DATA FOR REVIEW =>
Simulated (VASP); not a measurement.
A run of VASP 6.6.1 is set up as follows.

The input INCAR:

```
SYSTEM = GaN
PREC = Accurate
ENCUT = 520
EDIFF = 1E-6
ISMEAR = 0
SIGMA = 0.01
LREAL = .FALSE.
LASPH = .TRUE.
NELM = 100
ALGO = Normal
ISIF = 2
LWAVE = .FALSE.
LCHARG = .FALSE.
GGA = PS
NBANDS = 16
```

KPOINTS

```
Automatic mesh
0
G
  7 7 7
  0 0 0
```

EXERCISE => The records above are to be duplicated exactly, every one of them.

YOUR SOLUTION =>
Simulated (VASP); not a measurement.
A run of VASP 6.6.1 is set up as follows.

The input INCAR:

```
SYSTEM = GaN
PREC = Accurate
ENCUT = 520
EDIFF = 1E-6
ISMEAR = 0
SIGMA = 0.01
LREAL = .FALSE.
LASPH = .TRUE.
NELM = 100
ALGO = Normal
ISIF = 2
LWAVE = .FALSE.
LCHARG = .FALSE.
GGA = PS
NBANDS = 16
```

KPOINTS

```
Automatic mesh
0
G
  7 7 7
  0 0 0
```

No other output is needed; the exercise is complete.